### Exercise
Nothing past the line containing "All values below" belongs in the output. Copy exactly every line of the data below from the first up to and including it.

### Extracted entries
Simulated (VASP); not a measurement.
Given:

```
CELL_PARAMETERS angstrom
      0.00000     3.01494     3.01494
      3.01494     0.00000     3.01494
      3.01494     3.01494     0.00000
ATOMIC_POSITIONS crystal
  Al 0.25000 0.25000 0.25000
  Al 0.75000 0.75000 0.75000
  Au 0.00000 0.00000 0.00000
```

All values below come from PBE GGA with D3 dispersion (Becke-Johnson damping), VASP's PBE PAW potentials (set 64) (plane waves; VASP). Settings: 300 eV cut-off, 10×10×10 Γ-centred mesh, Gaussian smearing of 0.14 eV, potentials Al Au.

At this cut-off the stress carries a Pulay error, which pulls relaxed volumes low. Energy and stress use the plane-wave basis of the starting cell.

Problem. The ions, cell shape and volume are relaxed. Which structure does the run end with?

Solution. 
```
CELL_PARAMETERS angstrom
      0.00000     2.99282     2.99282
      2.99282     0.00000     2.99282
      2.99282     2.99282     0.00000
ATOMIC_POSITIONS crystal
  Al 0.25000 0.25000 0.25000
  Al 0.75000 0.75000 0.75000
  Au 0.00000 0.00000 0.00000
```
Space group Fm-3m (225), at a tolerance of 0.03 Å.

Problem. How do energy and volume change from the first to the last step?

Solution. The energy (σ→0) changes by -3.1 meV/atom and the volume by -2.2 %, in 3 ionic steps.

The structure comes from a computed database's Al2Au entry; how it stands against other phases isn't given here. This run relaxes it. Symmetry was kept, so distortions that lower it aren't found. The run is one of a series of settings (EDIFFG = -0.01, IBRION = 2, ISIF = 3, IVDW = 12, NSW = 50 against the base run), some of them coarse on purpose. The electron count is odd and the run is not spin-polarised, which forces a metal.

### Problem solution
Simulated (VASP); not a measurement.
Given:

```
CELL_PARAMETERS angstrom
      0.00000     3.01494     3.01494
      3.01494     0.00000     3.01494
      3.01494     3.01494     0.00000
ATOMIC_POSITIONS crystal
  Al 0.25000 0.25000 0.25000
  Al 0.75000 0.75000 0.75000
  Au 0.00000 0.00000 0.00000
```

All values below come from PBE GGA with D3 dispersion (Becke-Johnson damping), VASP's PBE PAW potentials (set 64) (plane waves; VASP). Settings: 300 eV cut-off, 10×10×10 Γ-centred mesh, Gaussian smearing of 0.14 eV, potentials Al Au.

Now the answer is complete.